_ASSIGNED TASK_: Copy every record exactly as it appears in the data below.

_DATA RECORDS_:
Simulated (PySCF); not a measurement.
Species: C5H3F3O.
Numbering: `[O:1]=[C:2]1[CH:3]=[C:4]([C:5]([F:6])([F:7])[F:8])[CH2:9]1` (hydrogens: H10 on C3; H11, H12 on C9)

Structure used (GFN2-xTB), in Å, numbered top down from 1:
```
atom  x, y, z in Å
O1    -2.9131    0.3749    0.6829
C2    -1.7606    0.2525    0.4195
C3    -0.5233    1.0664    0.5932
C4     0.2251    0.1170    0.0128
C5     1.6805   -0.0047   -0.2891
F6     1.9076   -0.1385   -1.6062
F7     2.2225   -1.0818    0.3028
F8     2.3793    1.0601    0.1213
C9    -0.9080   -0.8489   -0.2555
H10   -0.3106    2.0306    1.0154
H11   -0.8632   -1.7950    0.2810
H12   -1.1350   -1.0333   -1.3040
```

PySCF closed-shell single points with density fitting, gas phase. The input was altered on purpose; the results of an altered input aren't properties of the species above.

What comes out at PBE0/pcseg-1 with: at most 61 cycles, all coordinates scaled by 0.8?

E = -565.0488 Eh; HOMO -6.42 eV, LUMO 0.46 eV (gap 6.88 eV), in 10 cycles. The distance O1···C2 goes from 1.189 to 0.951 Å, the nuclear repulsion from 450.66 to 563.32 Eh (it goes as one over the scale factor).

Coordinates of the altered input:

_TASK ANSWER_:
Simulated (PySCF); not a measurement.
Species: C5H3F3O.
Numbering: `[O:1]=[C:2]1[CH:3]=[C:4]([C:5]([F:6])([F:7])[F:8])[CH2:9]1` (hydrogens: H10 on C3; H11, H12 on C9)

Structure used (GFN2-xTB), in Å, numbered top down from 1:
```
atom  x, y, z in Å
O1    -2.9131    0.3749    0.6829
C2    -1.7606    0.2525    0.4195
C3    -0.5233    1.0664    0.5932
C4     0.2251    0.1170    0.0128
C5     1.6805   -0.0047   -0.2891
F6     1.9076   -0.1385   -1.6062
F7     2.2225   -1.0818    0.3028
F8     2.3793    1.0601    0.1213
C9    -0.9080   -0.8489   -0.2555
H10   -0.3106    2.0306    1.0154
H11   -0.8632   -1.7950    0.2810
H12   -1.1350   -1.0333   -1.3040
```

PySCF closed-shell single points with density fitting, gas phase. The input was altered on purpose; the results of an altered input aren't properties of the species above.

What comes out at PBE0/pcseg-1 with: at most 61 cycles, all coordinates scaled by 0.8?

E = -565.0488 Eh; HOMO -6.42 eV, LUMO 0.46 eV (gap 6.88 eV), in 10 cycles. The distance O1···C2 goes from 1.189 to 0.951 Å, the nuclear repulsion from 450.66 to 563.32 Eh (it goes as one over the scale factor).

Coordinates of the altered input:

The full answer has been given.